- WORK ORDER
Beginning with the first line, please return the entries exactly through the line that contains "Levels about the", and leave out all later lines.

- RECORDS SHOWN
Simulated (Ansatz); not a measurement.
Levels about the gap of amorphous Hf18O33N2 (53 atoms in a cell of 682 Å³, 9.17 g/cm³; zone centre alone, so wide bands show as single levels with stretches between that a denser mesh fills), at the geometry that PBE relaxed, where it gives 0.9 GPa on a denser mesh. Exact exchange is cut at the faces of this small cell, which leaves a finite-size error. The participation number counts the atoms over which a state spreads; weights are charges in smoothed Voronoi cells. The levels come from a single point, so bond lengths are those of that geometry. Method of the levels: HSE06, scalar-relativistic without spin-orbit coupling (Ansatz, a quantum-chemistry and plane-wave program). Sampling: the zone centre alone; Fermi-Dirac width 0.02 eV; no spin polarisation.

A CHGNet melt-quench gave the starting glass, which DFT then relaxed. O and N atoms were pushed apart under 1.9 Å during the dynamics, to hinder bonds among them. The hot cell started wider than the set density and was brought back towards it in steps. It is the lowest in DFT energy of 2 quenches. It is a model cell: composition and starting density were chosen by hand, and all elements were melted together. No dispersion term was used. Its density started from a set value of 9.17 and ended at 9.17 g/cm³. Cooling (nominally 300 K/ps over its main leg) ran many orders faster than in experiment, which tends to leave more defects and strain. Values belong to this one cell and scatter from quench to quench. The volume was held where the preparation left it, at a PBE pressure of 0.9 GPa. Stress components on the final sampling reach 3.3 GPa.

- TASK SOLUTION
Simulated (Ansatz); not a measurement.
Levels about the gap of amorphous Hf18O33N2 (53 atoms in a cell of 682 Å³, 9.17 g/cm³; zone centre alone, so wide bands show as single levels with stretches between that a denser mesh fills), at the geometry that PBE relaxed, where it gives 0.9 GPa on a denser mesh. Exact exchange is cut at the faces of this small cell, which leaves a finite-size error. The participation number counts the atoms over which a state spreads; weights are charges in smoothed Voronoi cells. The levels come from a single point, so bond lengths are those of that geometry. Method of the levels: HSE06, scalar-relativistic without spin-orbit coupling (Ansatz, a quantum-chemistry and plane-wave program). Sampling: the zone centre alone; Fermi-Dirac width 0.02 eV; no spin polarisation.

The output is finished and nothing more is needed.